START Source information
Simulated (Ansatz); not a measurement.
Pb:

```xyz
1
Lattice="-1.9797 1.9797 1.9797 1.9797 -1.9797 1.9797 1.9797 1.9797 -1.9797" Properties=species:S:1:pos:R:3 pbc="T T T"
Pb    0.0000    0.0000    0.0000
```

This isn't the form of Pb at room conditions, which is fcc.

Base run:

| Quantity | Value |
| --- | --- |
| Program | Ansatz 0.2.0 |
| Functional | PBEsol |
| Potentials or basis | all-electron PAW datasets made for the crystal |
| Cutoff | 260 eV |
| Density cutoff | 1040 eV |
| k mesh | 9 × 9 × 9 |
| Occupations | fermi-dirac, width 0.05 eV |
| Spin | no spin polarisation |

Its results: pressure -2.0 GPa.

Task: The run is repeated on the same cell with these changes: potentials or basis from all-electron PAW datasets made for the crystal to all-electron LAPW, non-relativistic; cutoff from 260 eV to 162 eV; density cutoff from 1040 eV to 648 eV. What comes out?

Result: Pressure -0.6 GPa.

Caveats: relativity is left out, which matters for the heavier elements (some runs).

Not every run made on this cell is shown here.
END Source information

The answer must restate each entry word for word.

Simulated (Ansatz); not a measurement.
Pb:

```xyz
1
Lattice="-1.9797 1.9797 1.9797 1.9797 -1.9797 1.9797 1.9797 1.9797 -1.9797" Properties=species:S:1:pos:R:3 pbc="T T T"
Pb    0.0000    0.0000    0.0000
```

This isn't the form of Pb at room conditions, which is fcc.

Base run:

| Quantity | Value |
| --- | --- |
| Program | Ansatz 0.2.0 |
| Functional | PBEsol |
| Potentials or basis | all-electron PAW datasets made for the crystal |
| Cutoff | 260 eV |
| Density cutoff | 1040 eV |
| k mesh | 9 × 9 × 9 |
| Occupations | fermi-dirac, width 0.05 eV |
| Spin | no spin polarisation |

Its results: pressure -2.0 GPa.

Task: The run is repeated on the same cell with these changes: potentials or basis from all-electron PAW datasets made for the crystal to all-electron LAPW, non-relativistic; cutoff from 260 eV to 162 eV; density cutoff from 1040 eV to 648 eV. What comes out?

Result: Pressure -0.6 GPa.

Caveats: relativity is left out, which matters for the heavier elements (some runs).

Not every run made on this cell is shown here.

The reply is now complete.